# TASK ITEM
Repeat the full listing that follows, word for word.

BEGIN DATA FOR ANALYSIS

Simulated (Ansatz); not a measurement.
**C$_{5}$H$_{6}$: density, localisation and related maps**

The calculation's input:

END DATA FOR ANALYSIS

# PROBLEM SOLUTION
Simulated (Ansatz); not a measurement.
**C$_{5}$H$_{6}$: density, localisation and related maps**

The calculation's input:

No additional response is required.